#### DATA EXTRACTS ####

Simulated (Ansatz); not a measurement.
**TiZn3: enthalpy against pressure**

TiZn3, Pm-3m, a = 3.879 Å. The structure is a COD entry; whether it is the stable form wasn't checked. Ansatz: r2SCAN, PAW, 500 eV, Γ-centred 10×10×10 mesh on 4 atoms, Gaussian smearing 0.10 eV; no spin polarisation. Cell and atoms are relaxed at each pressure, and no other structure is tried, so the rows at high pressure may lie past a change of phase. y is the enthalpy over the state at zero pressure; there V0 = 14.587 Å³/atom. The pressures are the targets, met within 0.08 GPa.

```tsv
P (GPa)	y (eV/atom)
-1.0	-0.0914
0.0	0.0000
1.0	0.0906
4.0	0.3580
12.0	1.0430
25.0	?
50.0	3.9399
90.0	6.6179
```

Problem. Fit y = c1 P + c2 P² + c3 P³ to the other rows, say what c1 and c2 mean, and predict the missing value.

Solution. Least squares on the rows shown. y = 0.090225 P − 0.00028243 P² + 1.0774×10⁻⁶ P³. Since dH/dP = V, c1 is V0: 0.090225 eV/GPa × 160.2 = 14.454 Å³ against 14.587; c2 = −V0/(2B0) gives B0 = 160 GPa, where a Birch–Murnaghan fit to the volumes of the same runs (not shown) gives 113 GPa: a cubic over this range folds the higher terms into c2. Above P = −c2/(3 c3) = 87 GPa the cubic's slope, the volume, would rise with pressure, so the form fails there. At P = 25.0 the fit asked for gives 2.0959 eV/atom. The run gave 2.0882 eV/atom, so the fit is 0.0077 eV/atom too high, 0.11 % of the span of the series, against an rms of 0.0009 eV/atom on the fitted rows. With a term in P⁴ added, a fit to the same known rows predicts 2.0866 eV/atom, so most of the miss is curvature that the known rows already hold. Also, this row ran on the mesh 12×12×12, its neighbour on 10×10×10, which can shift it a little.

####

- WORK ORDER
What you return must be an exact retyping of the lines above starting at the line with "enthalpy against pressure**" and ending at the line with "Problem. Fit y", and nothing besides.

- REPLY
**TiZn3: enthalpy against pressure**

TiZn3, Pm-3m, a = 3.879 Å. The structure is a COD entry; whether it is the stable form wasn't checked. Ansatz: r2SCAN, PAW, 500 eV, Γ-centred 10×10×10 mesh on 4 atoms, Gaussian smearing 0.10 eV; no spin polarisation. Cell and atoms are relaxed at each pressure, and no other structure is tried, so the rows at high pressure may lie past a change of phase. y is the enthalpy over the state at zero pressure; there V0 = 14.587 Å³/atom. The pressures are the targets, met within 0.08 GPa.

```tsv
P (GPa)	y (eV/atom)
-1.0	-0.0914
0.0	0.0000
1.0	0.0906
4.0	0.3580
12.0	1.0430
25.0	?
50.0	3.9399
90.0	6.6179
```

Problem. Fit y = c1 P + c2 P² + c3 P³ to the other rows, say what c1 and c2 mean, and predict the missing value.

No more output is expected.